REQUIRED ACTION: Transcribe, verbatim, every line from the start of the entries through the line that contains "Q: Estimate the band gap on the k mesh."; include both boundary lines and omit all others.

RECORDS PROVIDED:
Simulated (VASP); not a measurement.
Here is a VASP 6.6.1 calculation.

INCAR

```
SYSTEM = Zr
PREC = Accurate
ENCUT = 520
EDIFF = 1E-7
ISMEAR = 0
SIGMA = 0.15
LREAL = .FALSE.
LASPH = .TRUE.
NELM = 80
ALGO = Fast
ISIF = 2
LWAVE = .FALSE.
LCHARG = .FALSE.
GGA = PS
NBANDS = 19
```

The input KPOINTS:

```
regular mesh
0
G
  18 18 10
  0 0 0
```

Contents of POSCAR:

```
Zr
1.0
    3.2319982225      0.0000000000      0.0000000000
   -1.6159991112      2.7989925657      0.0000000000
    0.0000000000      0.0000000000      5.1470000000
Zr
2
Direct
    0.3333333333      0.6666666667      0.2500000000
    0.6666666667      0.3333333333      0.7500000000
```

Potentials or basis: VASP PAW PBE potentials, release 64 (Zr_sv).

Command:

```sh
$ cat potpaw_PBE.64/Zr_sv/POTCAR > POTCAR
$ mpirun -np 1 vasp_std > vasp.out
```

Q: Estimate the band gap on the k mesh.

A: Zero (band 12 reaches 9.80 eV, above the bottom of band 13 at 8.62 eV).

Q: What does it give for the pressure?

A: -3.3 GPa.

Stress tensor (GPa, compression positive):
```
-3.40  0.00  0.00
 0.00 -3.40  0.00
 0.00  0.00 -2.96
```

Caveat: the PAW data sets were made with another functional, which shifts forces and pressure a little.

YOUR SOLUTION:
Simulated (VASP); not a measurement.
Here is a VASP 6.6.1 calculation.

INCAR

```
SYSTEM = Zr
PREC = Accurate
ENCUT = 520
EDIFF = 1E-7
ISMEAR = 0
SIGMA = 0.15
LREAL = .FALSE.
LASPH = .TRUE.
NELM = 80
ALGO = Fast
ISIF = 2
LWAVE = .FALSE.
LCHARG = .FALSE.
GGA = PS
NBANDS = 19
```

The input KPOINTS:

```
regular mesh
0
G
  18 18 10
  0 0 0
```

Contents of POSCAR:

```
Zr
1.0
    3.2319982225      0.0000000000      0.0000000000
   -1.6159991112      2.7989925657      0.0000000000
    0.0000000000      0.0000000000      5.1470000000
Zr
2
Direct
    0.3333333333      0.6666666667      0.2500000000
    0.6666666667      0.3333333333      0.7500000000
```

Potentials or basis: VASP PAW PBE potentials, release 64 (Zr_sv).

Command:

```sh
$ cat potpaw_PBE.64/Zr_sv/POTCAR > POTCAR
$ mpirun -np 1 vasp_std > vasp.out
```

Q: Estimate the band gap on the k mesh.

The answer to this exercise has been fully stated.